§ **EXERCISE**
Needed from the data below: every line from the one with "Space group R-3m:H" up to and including the one with "Symmetry constrained the", repeated exactly and with nothing else.

§ **DATA RECORDS**
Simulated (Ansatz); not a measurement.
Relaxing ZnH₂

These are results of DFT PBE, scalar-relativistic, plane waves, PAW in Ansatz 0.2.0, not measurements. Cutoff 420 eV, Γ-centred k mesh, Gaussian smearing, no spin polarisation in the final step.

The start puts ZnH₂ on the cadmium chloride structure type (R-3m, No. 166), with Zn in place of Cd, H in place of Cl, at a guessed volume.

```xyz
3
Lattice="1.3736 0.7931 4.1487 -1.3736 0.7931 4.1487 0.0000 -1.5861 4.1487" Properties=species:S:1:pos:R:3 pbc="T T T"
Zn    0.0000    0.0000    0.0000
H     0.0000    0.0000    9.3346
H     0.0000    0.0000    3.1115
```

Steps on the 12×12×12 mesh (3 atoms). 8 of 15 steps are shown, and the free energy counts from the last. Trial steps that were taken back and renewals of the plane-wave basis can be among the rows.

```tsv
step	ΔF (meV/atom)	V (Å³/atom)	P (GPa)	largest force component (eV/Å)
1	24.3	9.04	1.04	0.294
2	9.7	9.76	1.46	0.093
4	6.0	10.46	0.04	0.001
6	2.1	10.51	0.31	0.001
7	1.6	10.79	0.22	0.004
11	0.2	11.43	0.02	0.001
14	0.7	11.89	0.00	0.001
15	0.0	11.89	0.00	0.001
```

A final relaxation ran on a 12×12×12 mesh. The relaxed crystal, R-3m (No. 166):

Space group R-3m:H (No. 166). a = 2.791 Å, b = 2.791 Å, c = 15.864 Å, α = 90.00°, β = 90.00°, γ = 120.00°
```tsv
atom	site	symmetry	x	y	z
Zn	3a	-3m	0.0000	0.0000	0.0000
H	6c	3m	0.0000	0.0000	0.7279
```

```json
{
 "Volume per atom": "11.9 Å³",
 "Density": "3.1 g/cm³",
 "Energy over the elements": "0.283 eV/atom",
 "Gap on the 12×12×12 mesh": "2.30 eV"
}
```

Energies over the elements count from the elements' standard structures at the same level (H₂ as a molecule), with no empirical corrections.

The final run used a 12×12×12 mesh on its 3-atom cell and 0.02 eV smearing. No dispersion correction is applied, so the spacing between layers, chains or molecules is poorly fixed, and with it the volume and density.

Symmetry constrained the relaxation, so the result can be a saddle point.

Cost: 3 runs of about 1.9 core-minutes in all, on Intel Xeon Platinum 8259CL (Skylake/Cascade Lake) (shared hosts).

§ **ANSWER AREA**
Space group R-3m:H (No. 166). a = 2.791 Å, b = 2.791 Å, c = 15.864 Å, α = 90.00°, β = 90.00°, γ = 120.00°
```tsv
atom	site	symmetry	x	y	z
Zn	3a	-3m	0.0000	0.0000	0.0000
H	6c	3m	0.0000	0.0000	0.7279
```

```json
{
 "Volume per atom": "11.9 Å³",
 "Density": "3.1 g/cm³",
 "Energy over the elements": "0.283 eV/atom",
 "Gap on the 12×12×12 mesh": "2.30 eV"
}
```

Energies over the elements count from the elements' standard structures at the same level (H₂ as a molecule), with no empirical corrections.

The final run used a 12×12×12 mesh on its 3-atom cell and 0.02 eV smearing. No dispersion correction is applied, so the spacing between layers, chains or molecules is poorly fixed, and with it the volume and density.

Symmetry constrained the relaxation, so the result can be a saddle point.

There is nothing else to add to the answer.